Entries supplied
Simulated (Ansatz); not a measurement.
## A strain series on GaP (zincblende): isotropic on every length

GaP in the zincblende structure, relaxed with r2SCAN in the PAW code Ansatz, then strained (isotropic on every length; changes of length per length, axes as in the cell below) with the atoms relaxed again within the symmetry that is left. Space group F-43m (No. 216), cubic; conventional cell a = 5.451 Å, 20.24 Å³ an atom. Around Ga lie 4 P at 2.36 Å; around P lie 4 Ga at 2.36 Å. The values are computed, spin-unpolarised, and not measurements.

Exercise
Could you reproduce every line of the listing exactly?

Written reply
Simulated (Ansatz); not a measurement.
## A strain series on GaP (zincblende): isotropic on every length

GaP in the zincblende structure, relaxed with r2SCAN in the PAW code Ansatz, then strained (isotropic on every length; changes of length per length, axes as in the cell below) with the atoms relaxed again within the symmetry that is left. Space group F-43m (No. 216), cubic; conventional cell a = 5.451 Å, 20.24 Å³ an atom. Around Ga lie 4 P at 2.36 Å; around P lie 4 Ga at 2.36 Å. The values are computed, spin-unpolarised, and not measurements.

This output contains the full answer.